Dataset extract:
=====

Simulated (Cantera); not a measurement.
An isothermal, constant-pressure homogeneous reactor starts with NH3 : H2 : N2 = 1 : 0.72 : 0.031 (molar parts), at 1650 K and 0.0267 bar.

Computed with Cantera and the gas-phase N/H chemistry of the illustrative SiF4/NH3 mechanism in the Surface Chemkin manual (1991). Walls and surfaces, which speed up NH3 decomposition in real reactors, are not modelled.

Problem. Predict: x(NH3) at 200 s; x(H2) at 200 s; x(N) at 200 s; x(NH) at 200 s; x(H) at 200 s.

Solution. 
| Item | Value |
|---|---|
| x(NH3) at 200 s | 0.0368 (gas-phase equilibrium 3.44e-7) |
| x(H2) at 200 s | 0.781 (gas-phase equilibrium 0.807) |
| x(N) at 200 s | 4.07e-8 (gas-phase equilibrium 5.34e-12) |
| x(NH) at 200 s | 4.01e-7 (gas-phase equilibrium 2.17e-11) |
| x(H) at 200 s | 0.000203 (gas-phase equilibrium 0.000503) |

=====

Work order:
Every record should be printed again exactly as it reads.

Solution:
Simulated (Cantera); not a measurement.
An isothermal, constant-pressure homogeneous reactor starts with NH3 : H2 : N2 = 1 : 0.72 : 0.031 (molar parts), at 1650 K and 0.0267 bar.

Computed with Cantera and the gas-phase N/H chemistry of the illustrative SiF4/NH3 mechanism in the Surface Chemkin manual (1991). Walls and surfaces, which speed up NH3 decomposition in real reactors, are not modelled.

Problem. Predict: x(NH3) at 200 s; x(H2) at 200 s; x(N) at 200 s; x(NH) at 200 s; x(H) at 200 s.

Solution. 
| Item | Value |
|---|---|
| x(NH3) at 200 s | 0.0368 (gas-phase equilibrium 3.44e-7) |
| x(H2) at 200 s | 0.781 (gas-phase equilibrium 0.807) |
| x(N) at 200 s | 4.07e-8 (gas-phase equilibrium 5.34e-12) |
| x(NH) at 200 s | 4.01e-7 (gas-phase equilibrium 2.17e-11) |
| x(H) at 200 s | 0.000203 (gas-phase equilibrium 0.000503) |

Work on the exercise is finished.